Stored data:

◆ ◆ ◆ ◆

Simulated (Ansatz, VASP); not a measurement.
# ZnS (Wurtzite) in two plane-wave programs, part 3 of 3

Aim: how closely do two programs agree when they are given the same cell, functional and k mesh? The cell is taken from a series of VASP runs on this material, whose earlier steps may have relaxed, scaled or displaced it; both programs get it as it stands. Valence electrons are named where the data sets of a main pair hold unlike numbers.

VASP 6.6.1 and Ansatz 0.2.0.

◆ ◆ ◆ ◆

Assigned task:
Produce the whole listing again, exactly as it reads above.

Response:
Simulated (Ansatz, VASP); not a measurement.
# ZnS (Wurtzite) in two plane-wave programs, part 3 of 3

Aim: how closely do two programs agree when they are given the same cell, functional and k mesh? The cell is taken from a series of VASP runs on this material, whose earlier steps may have relaxed, scaled or displaced it; both programs get it as it stands. Valence electrons are named where the data sets of a main pair hold unlike numbers.

VASP 6.6.1 and Ansatz 0.2.0.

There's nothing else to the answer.